> Provided material:
::::

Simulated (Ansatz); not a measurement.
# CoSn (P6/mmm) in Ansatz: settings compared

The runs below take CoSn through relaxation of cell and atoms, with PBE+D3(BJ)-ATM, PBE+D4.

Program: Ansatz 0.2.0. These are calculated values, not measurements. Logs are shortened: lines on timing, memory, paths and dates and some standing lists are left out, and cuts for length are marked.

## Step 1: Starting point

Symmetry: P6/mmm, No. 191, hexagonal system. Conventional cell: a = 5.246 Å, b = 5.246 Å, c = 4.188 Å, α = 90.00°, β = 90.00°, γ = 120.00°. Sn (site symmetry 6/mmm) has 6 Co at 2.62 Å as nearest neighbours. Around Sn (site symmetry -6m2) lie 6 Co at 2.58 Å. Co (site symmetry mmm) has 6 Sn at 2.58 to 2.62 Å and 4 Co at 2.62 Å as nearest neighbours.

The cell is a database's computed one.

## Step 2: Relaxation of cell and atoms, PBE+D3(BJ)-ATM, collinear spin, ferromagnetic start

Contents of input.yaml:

::::

> Work task:
Restate each of the records exactly, leaving nothing out.

> Task result:
Simulated (Ansatz); not a measurement.
# CoSn (P6/mmm) in Ansatz: settings compared

The runs below take CoSn through relaxation of cell and atoms, with PBE+D3(BJ)-ATM, PBE+D4.

Program: Ansatz 0.2.0. These are calculated values, not measurements. Logs are shortened: lines on timing, memory, paths and dates and some standing lists are left out, and cuts for length are marked.

## Step 1: Starting point

Symmetry: P6/mmm, No. 191, hexagonal system. Conventional cell: a = 5.246 Å, b = 5.246 Å, c = 4.188 Å, α = 90.00°, β = 90.00°, γ = 120.00°. Sn (site symmetry 6/mmm) has 6 Co at 2.62 Å as nearest neighbours. Around Sn (site symmetry -6m2) lie 6 Co at 2.58 Å. Co (site symmetry mmm) has 6 Sn at 2.58 to 2.62 Å and 4 Co at 2.62 Å as nearest neighbours.

The cell is a database's computed one.

## Step 2: Relaxation of cell and atoms, PBE+D3(BJ)-ATM, collinear spin, ferromagnetic start

Contents of input.yaml:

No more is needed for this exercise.